Data section
▽
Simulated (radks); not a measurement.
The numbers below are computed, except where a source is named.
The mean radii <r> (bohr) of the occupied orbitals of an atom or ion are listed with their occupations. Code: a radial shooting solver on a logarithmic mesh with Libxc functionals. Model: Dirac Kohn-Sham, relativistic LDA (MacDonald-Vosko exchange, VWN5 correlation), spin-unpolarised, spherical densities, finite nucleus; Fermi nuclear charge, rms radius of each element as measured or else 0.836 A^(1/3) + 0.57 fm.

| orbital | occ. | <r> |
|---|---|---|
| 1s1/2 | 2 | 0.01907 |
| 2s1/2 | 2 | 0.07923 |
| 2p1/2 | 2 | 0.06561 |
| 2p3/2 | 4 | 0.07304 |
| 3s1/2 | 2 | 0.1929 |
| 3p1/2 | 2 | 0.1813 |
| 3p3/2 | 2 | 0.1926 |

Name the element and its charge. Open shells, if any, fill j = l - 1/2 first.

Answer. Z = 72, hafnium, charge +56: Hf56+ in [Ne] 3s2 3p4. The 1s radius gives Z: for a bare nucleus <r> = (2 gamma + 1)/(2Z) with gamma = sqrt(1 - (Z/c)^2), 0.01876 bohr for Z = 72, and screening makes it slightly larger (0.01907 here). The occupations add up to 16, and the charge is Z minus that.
△

Work task
Each line from the first line of the listing through the line with "The numbers below" must be output exactly, both ends included, and no other line may appear.

Written response
Simulated (radks); not a measurement.
The numbers below are computed, except where a source is named.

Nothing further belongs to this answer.